Work order:
Could you return the data below exactly as it appears?

Extracted entries:
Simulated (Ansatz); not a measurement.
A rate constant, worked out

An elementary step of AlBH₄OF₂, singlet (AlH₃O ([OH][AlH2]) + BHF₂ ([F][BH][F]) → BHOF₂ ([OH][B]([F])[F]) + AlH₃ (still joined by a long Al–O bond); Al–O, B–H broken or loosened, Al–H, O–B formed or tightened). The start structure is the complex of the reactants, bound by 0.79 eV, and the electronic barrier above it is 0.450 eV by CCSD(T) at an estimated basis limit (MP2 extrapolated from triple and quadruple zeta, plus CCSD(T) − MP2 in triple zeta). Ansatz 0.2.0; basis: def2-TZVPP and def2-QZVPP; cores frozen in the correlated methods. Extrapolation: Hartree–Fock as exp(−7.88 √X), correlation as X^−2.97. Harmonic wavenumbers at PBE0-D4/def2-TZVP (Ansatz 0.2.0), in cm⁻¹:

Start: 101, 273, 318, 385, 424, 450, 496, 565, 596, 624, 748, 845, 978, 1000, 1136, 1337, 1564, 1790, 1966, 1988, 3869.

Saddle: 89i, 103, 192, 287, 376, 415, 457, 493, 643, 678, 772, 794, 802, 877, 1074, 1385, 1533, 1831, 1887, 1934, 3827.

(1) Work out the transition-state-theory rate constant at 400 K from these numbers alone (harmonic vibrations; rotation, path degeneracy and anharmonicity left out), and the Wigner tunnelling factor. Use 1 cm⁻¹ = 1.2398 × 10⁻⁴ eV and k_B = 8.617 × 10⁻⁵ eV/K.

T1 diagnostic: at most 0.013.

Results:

Exercise answer:
Simulated (Ansatz); not a measurement.
A rate constant, worked out

An elementary step of AlBH₄OF₂, singlet (AlH₃O ([OH][AlH2]) + BHF₂ ([F][BH][F]) → BHOF₂ ([OH][B]([F])[F]) + AlH₃ (still joined by a long Al–O bond); Al–O, B–H broken or loosened, Al–H, O–B formed or tightened). The start structure is the complex of the reactants, bound by 0.79 eV, and the electronic barrier above it is 0.450 eV by CCSD(T) at an estimated basis limit (MP2 extrapolated from triple and quadruple zeta, plus CCSD(T) − MP2 in triple zeta). Ansatz 0.2.0; basis: def2-TZVPP and def2-QZVPP; cores frozen in the correlated methods. Extrapolation: Hartree–Fock as exp(−7.88 √X), correlation as X^−2.97. Harmonic wavenumbers at PBE0-D4/def2-TZVP (Ansatz 0.2.0), in cm⁻¹:

Start: 101, 273, 318, 385, 424, 450, 496, 565, 596, 624, 748, 845, 978, 1000, 1136, 1337, 1564, 1790, 1966, 1988, 3869.

Saddle: 89i, 103, 192, 287, 376, 415, 457, 493, 643, 678, 772, 794, 802, 877, 1074, 1385, 1533, 1831, 1887, 1934, 3827.

(1) Work out the transition-state-theory rate constant at 400 K from these numbers alone (harmonic vibrations; rotation, path degeneracy and anharmonicity left out), and the Wigner tunnelling factor. Use 1 cm⁻¹ = 1.2398 × 10⁻⁴ eV and k_B = 8.617 × 10⁻⁵ eV/K.

T1 diagnostic: at most 0.013.

Results:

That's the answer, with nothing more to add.